WORK TASK: Take the lines below from the first through the one that contains "Ansatz 0.2.0; DFT" and copy them exactly.

# # # #
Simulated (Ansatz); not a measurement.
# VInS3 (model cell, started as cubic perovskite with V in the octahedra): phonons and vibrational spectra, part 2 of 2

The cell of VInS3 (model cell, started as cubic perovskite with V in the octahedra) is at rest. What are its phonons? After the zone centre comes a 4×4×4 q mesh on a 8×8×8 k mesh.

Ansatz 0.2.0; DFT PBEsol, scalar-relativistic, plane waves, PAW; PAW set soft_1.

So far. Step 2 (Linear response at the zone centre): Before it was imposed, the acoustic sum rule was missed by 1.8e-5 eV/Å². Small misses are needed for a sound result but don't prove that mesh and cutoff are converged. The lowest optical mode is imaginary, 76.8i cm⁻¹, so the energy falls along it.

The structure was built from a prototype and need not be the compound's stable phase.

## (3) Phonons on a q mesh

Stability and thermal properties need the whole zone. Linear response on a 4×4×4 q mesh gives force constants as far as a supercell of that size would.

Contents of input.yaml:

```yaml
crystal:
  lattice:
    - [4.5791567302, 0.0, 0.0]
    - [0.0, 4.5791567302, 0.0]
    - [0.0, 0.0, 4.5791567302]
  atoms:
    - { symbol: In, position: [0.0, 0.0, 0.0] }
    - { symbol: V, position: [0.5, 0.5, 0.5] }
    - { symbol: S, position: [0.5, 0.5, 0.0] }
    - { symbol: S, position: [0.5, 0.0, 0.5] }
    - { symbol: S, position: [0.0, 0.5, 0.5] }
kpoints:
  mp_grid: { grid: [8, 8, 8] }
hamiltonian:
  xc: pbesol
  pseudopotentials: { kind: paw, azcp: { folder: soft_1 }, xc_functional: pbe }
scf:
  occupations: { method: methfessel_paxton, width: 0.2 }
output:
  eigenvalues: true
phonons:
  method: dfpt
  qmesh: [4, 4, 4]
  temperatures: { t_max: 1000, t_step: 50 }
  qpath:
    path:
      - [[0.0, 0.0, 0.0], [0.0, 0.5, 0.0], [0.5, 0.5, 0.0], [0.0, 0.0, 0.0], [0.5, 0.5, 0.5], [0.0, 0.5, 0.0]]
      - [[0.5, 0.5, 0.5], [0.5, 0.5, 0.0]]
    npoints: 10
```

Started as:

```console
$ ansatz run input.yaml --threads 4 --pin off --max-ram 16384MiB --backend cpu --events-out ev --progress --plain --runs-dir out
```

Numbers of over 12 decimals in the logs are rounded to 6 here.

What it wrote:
# # # #

EXERCISE ANSWER:
Simulated (Ansatz); not a measurement.
# VInS3 (model cell, started as cubic perovskite with V in the octahedra): phonons and vibrational spectra, part 2 of 2

The cell of VInS3 (model cell, started as cubic perovskite with V in the octahedra) is at rest. What are its phonons? After the zone centre comes a 4×4×4 q mesh on a 8×8×8 k mesh.

Ansatz 0.2.0; DFT PBEsol, scalar-relativistic, plane waves, PAW; PAW set soft_1.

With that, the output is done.